[REQUIREMENT]
Please copy the leading lines of the entries below exactly, concluding with the line in which "VASP 6.6.1 |" occurs.

[INFORMATION GIVEN]
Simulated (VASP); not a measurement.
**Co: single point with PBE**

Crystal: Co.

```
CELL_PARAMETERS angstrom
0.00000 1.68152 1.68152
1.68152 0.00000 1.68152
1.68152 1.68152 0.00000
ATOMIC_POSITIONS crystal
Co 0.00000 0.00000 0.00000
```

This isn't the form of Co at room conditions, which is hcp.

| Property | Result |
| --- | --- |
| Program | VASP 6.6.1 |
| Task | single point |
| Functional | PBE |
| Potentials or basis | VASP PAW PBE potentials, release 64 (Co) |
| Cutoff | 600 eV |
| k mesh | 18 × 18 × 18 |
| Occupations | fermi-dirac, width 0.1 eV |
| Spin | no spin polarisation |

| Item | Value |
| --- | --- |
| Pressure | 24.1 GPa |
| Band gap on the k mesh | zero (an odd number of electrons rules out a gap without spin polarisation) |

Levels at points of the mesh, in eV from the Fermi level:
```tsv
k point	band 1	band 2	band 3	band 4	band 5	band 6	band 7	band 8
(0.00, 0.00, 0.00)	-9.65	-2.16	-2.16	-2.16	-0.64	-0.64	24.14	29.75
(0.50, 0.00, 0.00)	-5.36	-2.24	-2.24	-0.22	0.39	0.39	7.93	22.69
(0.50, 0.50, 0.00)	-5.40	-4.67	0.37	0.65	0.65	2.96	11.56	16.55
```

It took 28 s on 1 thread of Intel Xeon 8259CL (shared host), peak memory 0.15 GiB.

[ANSWER AREA]
Simulated (VASP); not a measurement.
**Co: single point with PBE**

Crystal: Co.

```
CELL_PARAMETERS angstrom
0.00000 1.68152 1.68152
1.68152 0.00000 1.68152
1.68152 1.68152 0.00000
ATOMIC_POSITIONS crystal
Co 0.00000 0.00000 0.00000
```

This isn't the form of Co at room conditions, which is hcp.

| Property | Result |
| --- | --- |
| Program | VASP 6.6.1 |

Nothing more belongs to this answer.